## ASSIGNMENT
Every line from the top of the material through the line holding "0.8376 | 0.8376 |" should be copied exactly, and only those lines.

----- GIVEN INFORMATION

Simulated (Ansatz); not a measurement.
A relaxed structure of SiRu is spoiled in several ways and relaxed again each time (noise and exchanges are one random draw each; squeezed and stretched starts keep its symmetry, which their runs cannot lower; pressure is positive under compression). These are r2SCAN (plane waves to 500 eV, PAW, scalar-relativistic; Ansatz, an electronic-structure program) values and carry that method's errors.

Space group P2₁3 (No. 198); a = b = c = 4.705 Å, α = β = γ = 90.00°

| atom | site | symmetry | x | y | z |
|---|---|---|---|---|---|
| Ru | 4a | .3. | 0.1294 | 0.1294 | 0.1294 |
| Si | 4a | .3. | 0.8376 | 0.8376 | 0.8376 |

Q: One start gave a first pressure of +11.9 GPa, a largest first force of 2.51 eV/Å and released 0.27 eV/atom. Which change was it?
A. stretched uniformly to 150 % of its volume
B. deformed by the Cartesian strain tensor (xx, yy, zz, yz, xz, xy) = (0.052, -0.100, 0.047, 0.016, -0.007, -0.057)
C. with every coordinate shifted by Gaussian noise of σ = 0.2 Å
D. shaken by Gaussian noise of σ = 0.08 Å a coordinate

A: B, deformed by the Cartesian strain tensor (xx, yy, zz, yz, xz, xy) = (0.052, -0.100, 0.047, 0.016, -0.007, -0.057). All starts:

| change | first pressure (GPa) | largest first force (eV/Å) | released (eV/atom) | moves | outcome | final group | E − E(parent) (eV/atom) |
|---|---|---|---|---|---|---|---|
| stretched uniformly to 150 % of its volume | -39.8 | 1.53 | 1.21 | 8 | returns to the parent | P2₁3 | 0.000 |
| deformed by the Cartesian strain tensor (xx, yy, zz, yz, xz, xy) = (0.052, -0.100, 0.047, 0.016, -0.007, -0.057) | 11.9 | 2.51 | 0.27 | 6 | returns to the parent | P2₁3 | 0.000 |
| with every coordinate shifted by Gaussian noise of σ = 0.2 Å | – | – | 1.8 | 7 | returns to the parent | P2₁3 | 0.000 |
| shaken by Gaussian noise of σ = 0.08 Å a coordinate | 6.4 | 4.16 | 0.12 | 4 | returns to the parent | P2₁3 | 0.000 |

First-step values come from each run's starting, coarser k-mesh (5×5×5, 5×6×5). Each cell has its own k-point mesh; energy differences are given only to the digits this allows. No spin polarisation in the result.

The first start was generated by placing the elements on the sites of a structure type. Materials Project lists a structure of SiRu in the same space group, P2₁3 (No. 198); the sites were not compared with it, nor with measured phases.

----------

## YOUR RESPONSE
Simulated (Ansatz); not a measurement.
A relaxed structure of SiRu is spoiled in several ways and relaxed again each time (noise and exchanges are one random draw each; squeezed and stretched starts keep its symmetry, which their runs cannot lower; pressure is positive under compression). These are r2SCAN (plane waves to 500 eV, PAW, scalar-relativistic; Ansatz, an electronic-structure program) values and carry that method's errors.

Space group P2₁3 (No. 198); a = b = c = 4.705 Å, α = β = γ = 90.00°

| atom | site | symmetry | x | y | z |
|---|---|---|---|---|---|
| Ru | 4a | .3. | 0.1294 | 0.1294 | 0.1294 |
| Si | 4a | .3. | 0.8376 | 0.8376 | 0.8376 |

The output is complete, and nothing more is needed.